Record extracts
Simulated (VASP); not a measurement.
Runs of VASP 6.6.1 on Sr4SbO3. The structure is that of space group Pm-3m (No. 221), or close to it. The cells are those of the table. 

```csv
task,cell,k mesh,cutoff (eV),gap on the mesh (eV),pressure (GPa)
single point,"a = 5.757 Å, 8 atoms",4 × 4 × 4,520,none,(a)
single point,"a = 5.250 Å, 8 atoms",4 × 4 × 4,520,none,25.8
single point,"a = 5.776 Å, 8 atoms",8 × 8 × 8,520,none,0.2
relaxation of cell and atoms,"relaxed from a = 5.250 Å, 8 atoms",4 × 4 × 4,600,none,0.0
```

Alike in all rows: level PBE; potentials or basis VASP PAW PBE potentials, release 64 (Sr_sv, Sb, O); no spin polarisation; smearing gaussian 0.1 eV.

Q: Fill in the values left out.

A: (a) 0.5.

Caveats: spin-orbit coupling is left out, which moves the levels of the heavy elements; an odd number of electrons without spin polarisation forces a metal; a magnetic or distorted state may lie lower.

Assignment
In your answer, reproduce every entry exactly as it was written.

Answer box
Simulated (VASP); not a measurement.
Runs of VASP 6.6.1 on Sr4SbO3. The structure is that of space group Pm-3m (No. 221), or close to it. The cells are those of the table. 

```csv
task,cell,k mesh,cutoff (eV),gap on the mesh (eV),pressure (GPa)
single point,"a = 5.757 Å, 8 atoms",4 × 4 × 4,520,none,(a)
single point,"a = 5.250 Å, 8 atoms",4 × 4 × 4,520,none,25.8
single point,"a = 5.776 Å, 8 atoms",8 × 8 × 8,520,none,0.2
relaxation of cell and atoms,"relaxed from a = 5.250 Å, 8 atoms",4 × 4 × 4,600,none,0.0
```

Alike in all rows: level PBE; potentials or basis VASP PAW PBE potentials, release 64 (Sr_sv, Sb, O); no spin polarisation; smearing gaussian 0.1 eV.

Q: Fill in the values left out.

A: (a) 0.5.

Caveats: spin-orbit coupling is left out, which moves the levels of the heavy elements; an odd number of electrons without spin polarisation forces a metal; a magnetic or distorted state may lie lower.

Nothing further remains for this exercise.